Your task is to output the data exactly as it stands.

=-=-=-=-=
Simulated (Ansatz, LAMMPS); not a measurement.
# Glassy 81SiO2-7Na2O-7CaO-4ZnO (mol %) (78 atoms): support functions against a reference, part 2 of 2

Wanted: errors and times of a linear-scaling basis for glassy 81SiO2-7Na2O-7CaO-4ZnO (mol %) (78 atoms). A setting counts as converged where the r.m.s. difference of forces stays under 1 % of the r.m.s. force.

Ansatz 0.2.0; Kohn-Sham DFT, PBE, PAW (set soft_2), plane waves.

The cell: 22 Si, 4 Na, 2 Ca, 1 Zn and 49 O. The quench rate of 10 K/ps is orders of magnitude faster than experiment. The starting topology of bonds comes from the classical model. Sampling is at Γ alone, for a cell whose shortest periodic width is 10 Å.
=-=-=-=-=

**Reply:**
Simulated (Ansatz, LAMMPS); not a measurement.
# Glassy 81SiO2-7Na2O-7CaO-4ZnO (mol %) (78 atoms): support functions against a reference, part 2 of 2

Wanted: errors and times of a linear-scaling basis for glassy 81SiO2-7Na2O-7CaO-4ZnO (mol %) (78 atoms). A setting counts as converged where the r.m.s. difference of forces stays under 1 % of the r.m.s. force.

Ansatz 0.2.0; Kohn-Sham DFT, PBE, PAW (set soft_2), plane waves.

The cell: 22 Si, 4 Na, 2 Ca, 1 Zn and 49 O. The quench rate of 10 K/ps is orders of magnitude faster than experiment. The starting topology of bonds comes from the classical model. Sampling is at Γ alone, for a cell whose shortest periodic width is 10 Å.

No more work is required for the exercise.